= Work instruction =
From the first line to the last, transcribe the data exactly.

= Entries shown =
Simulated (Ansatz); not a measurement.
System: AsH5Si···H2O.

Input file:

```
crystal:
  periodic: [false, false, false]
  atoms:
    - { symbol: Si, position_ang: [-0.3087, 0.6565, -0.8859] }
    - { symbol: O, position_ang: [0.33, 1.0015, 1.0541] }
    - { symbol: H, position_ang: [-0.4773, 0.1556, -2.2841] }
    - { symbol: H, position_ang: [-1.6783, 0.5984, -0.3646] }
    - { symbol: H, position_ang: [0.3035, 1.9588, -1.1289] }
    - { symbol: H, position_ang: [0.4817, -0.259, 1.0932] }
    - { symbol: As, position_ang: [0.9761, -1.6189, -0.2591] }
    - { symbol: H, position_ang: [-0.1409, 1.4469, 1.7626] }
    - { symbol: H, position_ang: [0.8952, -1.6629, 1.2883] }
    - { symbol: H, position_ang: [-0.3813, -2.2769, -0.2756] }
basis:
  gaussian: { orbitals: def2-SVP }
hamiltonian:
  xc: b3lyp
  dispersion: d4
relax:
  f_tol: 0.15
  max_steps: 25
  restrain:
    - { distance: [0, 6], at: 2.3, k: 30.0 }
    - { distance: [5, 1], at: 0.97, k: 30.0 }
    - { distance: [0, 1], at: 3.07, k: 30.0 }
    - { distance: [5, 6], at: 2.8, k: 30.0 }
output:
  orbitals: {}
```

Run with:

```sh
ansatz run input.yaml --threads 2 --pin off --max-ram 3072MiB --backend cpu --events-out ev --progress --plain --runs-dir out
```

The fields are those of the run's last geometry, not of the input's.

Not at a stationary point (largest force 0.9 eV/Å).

= Task solution =
Simulated (Ansatz); not a measurement.
System: AsH5Si···H2O.

Input file:

```
crystal:
  periodic: [false, false, false]
  atoms:
    - { symbol: Si, position_ang: [-0.3087, 0.6565, -0.8859] }
    - { symbol: O, position_ang: [0.33, 1.0015, 1.0541] }
    - { symbol: H, position_ang: [-0.4773, 0.1556, -2.2841] }
    - { symbol: H, position_ang: [-1.6783, 0.5984, -0.3646] }
    - { symbol: H, position_ang: [0.3035, 1.9588, -1.1289] }
    - { symbol: H, position_ang: [0.4817, -0.259, 1.0932] }
    - { symbol: As, position_ang: [0.9761, -1.6189, -0.2591] }
    - { symbol: H, position_ang: [-0.1409, 1.4469, 1.7626] }
    - { symbol: H, position_ang: [0.8952, -1.6629, 1.2883] }
    - { symbol: H, position_ang: [-0.3813, -2.2769, -0.2756] }
basis:
  gaussian: { orbitals: def2-SVP }
hamiltonian:
  xc: b3lyp
  dispersion: d4
relax:
  f_tol: 0.15
  max_steps: 25
  restrain:
    - { distance: [0, 6], at: 2.3, k: 30.0 }
    - { distance: [5, 1], at: 0.97, k: 30.0 }
    - { distance: [0, 1], at: 3.07, k: 30.0 }
    - { distance: [5, 6], at: 2.8, k: 30.0 }
output:
  orbitals: {}
```

Run with:

```sh
ansatz run input.yaml --threads 2 --pin off --max-ram 3072MiB --backend cpu --events-out ev --progress --plain --runs-dir out
```

The fields are those of the run's last geometry, not of the input's.

Not at a stationary point (largest force 0.9 eV/Å).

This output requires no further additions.